-- Opening Marker --

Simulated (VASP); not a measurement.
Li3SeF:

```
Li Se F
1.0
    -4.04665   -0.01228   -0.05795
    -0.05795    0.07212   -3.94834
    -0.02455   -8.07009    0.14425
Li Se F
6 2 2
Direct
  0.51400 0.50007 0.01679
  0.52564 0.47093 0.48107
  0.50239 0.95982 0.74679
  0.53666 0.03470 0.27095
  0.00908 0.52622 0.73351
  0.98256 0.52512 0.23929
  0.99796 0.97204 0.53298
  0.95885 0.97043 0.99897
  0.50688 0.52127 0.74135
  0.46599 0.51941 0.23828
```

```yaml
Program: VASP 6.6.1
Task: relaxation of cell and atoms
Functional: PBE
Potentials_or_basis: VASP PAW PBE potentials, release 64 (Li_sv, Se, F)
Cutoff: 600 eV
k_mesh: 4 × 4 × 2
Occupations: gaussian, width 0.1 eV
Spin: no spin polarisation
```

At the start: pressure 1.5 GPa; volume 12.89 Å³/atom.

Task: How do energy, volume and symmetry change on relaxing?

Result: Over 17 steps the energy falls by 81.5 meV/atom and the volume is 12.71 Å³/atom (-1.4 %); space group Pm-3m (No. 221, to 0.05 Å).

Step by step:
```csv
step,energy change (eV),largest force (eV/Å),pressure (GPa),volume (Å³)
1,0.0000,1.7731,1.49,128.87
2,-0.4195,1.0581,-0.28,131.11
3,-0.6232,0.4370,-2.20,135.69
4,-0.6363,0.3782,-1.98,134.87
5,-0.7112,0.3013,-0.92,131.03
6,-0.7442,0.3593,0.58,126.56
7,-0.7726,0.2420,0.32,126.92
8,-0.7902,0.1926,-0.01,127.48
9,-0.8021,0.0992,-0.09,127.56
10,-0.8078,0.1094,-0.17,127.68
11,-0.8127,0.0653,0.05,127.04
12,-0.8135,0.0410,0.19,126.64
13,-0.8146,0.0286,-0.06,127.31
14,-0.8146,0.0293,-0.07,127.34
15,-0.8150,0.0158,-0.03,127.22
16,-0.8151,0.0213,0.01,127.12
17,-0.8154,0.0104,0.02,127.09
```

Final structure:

-- Closing Marker --

=== ACTION ITEM ===
The output must consist solely of the lines from the first line of the records through the line containing "Result: Over 17", reproduced exactly.

=== RESULT ===
Simulated (VASP); not a measurement.
Li3SeF:

```
Li Se F
1.0
    -4.04665   -0.01228   -0.05795
    -0.05795    0.07212   -3.94834
    -0.02455   -8.07009    0.14425
Li Se F
6 2 2
Direct
  0.51400 0.50007 0.01679
  0.52564 0.47093 0.48107
  0.50239 0.95982 0.74679
  0.53666 0.03470 0.27095
  0.00908 0.52622 0.73351
  0.98256 0.52512 0.23929
  0.99796 0.97204 0.53298
  0.95885 0.97043 0.99897
  0.50688 0.52127 0.74135
  0.46599 0.51941 0.23828
```

```yaml
Program: VASP 6.6.1
Task: relaxation of cell and atoms
Functional: PBE
Potentials_or_basis: VASP PAW PBE potentials, release 64 (Li_sv, Se, F)
Cutoff: 600 eV
k_mesh: 4 × 4 × 2
Occupations: gaussian, width 0.1 eV
Spin: no spin polarisation
```

At the start: pressure 1.5 GPa; volume 12.89 Å³/atom.

Task: How do energy, volume and symmetry change on relaxing?

Result: Over 17 steps the energy falls by 81.5 meV/atom and the volume is 12.71 Å³/atom (-1.4 %); space group Pm-3m (No. 221, to 0.05 Å).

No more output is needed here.